Provided data:
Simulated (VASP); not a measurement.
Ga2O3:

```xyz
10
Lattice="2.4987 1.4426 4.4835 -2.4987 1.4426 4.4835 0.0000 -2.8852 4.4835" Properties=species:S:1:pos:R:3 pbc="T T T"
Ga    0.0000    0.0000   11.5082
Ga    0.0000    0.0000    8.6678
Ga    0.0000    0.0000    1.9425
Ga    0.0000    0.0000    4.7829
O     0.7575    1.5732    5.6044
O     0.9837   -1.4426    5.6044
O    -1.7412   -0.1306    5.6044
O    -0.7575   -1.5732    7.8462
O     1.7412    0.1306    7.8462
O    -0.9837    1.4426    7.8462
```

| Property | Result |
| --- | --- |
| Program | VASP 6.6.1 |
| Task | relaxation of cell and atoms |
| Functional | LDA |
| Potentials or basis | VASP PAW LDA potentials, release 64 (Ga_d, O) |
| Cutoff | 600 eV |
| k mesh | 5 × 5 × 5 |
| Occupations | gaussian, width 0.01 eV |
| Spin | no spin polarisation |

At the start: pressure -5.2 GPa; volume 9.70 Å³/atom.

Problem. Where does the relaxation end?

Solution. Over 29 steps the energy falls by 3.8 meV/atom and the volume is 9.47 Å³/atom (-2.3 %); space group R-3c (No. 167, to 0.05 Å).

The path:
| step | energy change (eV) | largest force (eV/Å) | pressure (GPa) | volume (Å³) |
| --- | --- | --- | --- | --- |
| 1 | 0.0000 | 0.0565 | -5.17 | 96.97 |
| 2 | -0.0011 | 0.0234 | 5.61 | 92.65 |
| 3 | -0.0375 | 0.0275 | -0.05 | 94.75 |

Brief: Set down the preceding data verbatim. Every line belongs in the copy.

Worked solution:
Simulated (VASP); not a measurement.
Ga2O3:

```xyz
10
Lattice="2.4987 1.4426 4.4835 -2.4987 1.4426 4.4835 0.0000 -2.8852 4.4835" Properties=species:S:1:pos:R:3 pbc="T T T"
Ga    0.0000    0.0000   11.5082
Ga    0.0000    0.0000    8.6678
Ga    0.0000    0.0000    1.9425
Ga    0.0000    0.0000    4.7829
O     0.7575    1.5732    5.6044
O     0.9837   -1.4426    5.6044
O    -1.7412   -0.1306    5.6044
O    -0.7575   -1.5732    7.8462
O     1.7412    0.1306    7.8462
O    -0.9837    1.4426    7.8462
```

| Property | Result |
| --- | --- |
| Program | VASP 6.6.1 |
| Task | relaxation of cell and atoms |
| Functional | LDA |
| Potentials or basis | VASP PAW LDA potentials, release 64 (Ga_d, O) |
| Cutoff | 600 eV |
| k mesh | 5 × 5 × 5 |
| Occupations | gaussian, width 0.01 eV |
| Spin | no spin polarisation |

At the start: pressure -5.2 GPa; volume 9.70 Å³/atom.

Problem. Where does the relaxation end?

Solution. Over 29 steps the energy falls by 3.8 meV/atom and the volume is 9.47 Å³/atom (-2.3 %); space group R-3c (No. 167, to 0.05 Å).

The path:
| step | energy change (eV) | largest force (eV/Å) | pressure (GPa) | volume (Å³) |
| --- | --- | --- | --- | --- |
| 1 | 0.0000 | 0.0565 | -5.17 | 96.97 |
| 2 | -0.0011 | 0.0234 | 5.61 | 92.65 |
| 3 | -0.0375 | 0.0275 | -0.05 | 94.75 |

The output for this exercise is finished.